• _Work order_
Copy out, exactly, the first line of the entries below and every line after it through the one containing "Task: By hand: the".

• _Dataset content_
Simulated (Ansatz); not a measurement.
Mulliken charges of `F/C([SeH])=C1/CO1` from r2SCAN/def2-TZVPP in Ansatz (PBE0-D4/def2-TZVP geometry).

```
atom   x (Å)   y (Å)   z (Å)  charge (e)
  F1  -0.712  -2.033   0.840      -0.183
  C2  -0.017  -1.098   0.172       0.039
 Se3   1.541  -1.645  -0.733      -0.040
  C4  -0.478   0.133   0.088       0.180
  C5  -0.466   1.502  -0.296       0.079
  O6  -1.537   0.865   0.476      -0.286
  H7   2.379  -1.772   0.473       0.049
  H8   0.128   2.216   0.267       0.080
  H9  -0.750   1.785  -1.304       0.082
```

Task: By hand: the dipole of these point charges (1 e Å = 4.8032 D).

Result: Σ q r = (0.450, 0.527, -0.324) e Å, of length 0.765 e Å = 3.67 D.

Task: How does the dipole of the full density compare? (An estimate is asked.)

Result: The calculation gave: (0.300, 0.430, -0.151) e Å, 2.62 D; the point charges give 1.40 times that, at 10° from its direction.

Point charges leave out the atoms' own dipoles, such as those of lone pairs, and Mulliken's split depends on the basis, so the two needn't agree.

• _Your solution_
Simulated (Ansatz); not a measurement.
Mulliken charges of `F/C([SeH])=C1/CO1` from r2SCAN/def2-TZVPP in Ansatz (PBE0-D4/def2-TZVP geometry).

```
atom   x (Å)   y (Å)   z (Å)  charge (e)
  F1  -0.712  -2.033   0.840      -0.183
  C2  -0.017  -1.098   0.172       0.039
 Se3   1.541  -1.645  -0.733      -0.040
  C4  -0.478   0.133   0.088       0.180
  C5  -0.466   1.502  -0.296       0.079
  O6  -1.537   0.865   0.476      -0.286
  H7   2.379  -1.772   0.473       0.049
  H8   0.128   2.216   0.267       0.080
  H9  -0.750   1.785  -1.304       0.082
```

Task: By hand: the dipole of these point charges (1 e Å = 4.8032 D).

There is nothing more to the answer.